== Assignment ==
Give back every record exactly.

*** Source data ***

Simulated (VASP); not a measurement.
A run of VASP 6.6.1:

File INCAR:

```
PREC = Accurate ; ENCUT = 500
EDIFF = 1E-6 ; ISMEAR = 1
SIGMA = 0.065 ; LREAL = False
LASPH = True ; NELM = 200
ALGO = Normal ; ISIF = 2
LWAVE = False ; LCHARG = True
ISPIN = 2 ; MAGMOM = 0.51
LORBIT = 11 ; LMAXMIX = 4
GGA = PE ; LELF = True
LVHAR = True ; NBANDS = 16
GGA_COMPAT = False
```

*** End of Source data ***

== Task output ==
Simulated (VASP); not a measurement.
A run of VASP 6.6.1:

File INCAR:

```
PREC = Accurate ; ENCUT = 500
EDIFF = 1E-6 ; ISMEAR = 1
SIGMA = 0.065 ; LREAL = False
LASPH = True ; NELM = 200
ALGO = Normal ; ISIF = 2
LWAVE = False ; LCHARG = True
ISPIN = 2 ; MAGMOM = 0.51
LORBIT = 11 ; LMAXMIX = 4
GGA = PE ; LELF = True
LVHAR = True ; NBANDS = 16
GGA_COMPAT = False
```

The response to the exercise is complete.